■ **Exercise**
With the records below as your source, retype each line exactly from the top down to the line that contains "Reference: 46398 cm⁻¹", and include that line.

■ **Dataset excerpts**
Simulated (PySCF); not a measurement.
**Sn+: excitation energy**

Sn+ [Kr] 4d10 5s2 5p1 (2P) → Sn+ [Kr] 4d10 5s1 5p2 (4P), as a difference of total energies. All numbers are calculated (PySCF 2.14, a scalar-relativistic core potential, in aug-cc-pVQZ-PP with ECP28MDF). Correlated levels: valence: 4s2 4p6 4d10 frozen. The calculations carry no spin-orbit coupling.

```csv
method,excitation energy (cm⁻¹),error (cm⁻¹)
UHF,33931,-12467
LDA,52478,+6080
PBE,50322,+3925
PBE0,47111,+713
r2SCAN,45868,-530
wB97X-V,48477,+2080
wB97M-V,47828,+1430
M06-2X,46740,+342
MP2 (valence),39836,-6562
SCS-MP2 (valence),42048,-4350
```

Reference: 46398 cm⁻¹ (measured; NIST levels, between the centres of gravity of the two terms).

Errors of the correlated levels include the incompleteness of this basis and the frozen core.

■ **Exercise solution**
Simulated (PySCF); not a measurement.
**Sn+: excitation energy**

Sn+ [Kr] 4d10 5s2 5p1 (2P) → Sn+ [Kr] 4d10 5s1 5p2 (4P), as a difference of total energies. All numbers are calculated (PySCF 2.14, a scalar-relativistic core potential, in aug-cc-pVQZ-PP with ECP28MDF). Correlated levels: valence: 4s2 4p6 4d10 frozen. The calculations carry no spin-orbit coupling.

```csv
method,excitation energy (cm⁻¹),error (cm⁻¹)
UHF,33931,-12467
LDA,52478,+6080
PBE,50322,+3925
PBE0,47111,+713
r2SCAN,45868,-530
wB97X-V,48477,+2080
wB97M-V,47828,+1430
M06-2X,46740,+342
MP2 (valence),39836,-6562
SCS-MP2 (valence),42048,-4350
```

Reference: 46398 cm⁻¹ (measured; NIST levels, between the centres of gravity of the two terms).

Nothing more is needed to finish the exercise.